ASSIGNMENT -> Extract exactly those lines that lie between the start of the material and the line with "Question: At 1.40", including both boundary lines and no others.

=== THE DATA ===

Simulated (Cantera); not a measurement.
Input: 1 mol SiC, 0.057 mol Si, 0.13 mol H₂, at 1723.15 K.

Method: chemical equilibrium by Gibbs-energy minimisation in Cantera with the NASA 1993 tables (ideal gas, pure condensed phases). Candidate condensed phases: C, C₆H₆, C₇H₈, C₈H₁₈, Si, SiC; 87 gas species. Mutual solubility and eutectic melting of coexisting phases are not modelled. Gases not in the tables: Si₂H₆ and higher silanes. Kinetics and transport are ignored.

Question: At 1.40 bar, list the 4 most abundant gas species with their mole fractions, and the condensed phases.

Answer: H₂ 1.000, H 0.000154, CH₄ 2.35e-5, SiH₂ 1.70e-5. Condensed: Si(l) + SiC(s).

===

RESPONSE BOX ->
Simulated (Cantera); not a measurement.
Input: 1 mol SiC, 0.057 mol Si, 0.13 mol H₂, at 1723.15 K.

Method: chemical equilibrium by Gibbs-energy minimisation in Cantera with the NASA 1993 tables (ideal gas, pure condensed phases). Candidate condensed phases: C, C₆H₆, C₇H₈, C₈H₁₈, Si, SiC; 87 gas species. Mutual solubility and eutectic melting of coexisting phases are not modelled. Gases not in the tables: Si₂H₆ and higher silanes. Kinetics and transport are ignored.

Question: At 1.40 bar, list the 4 most abundant gas species with their mole fractions, and the condensed phases.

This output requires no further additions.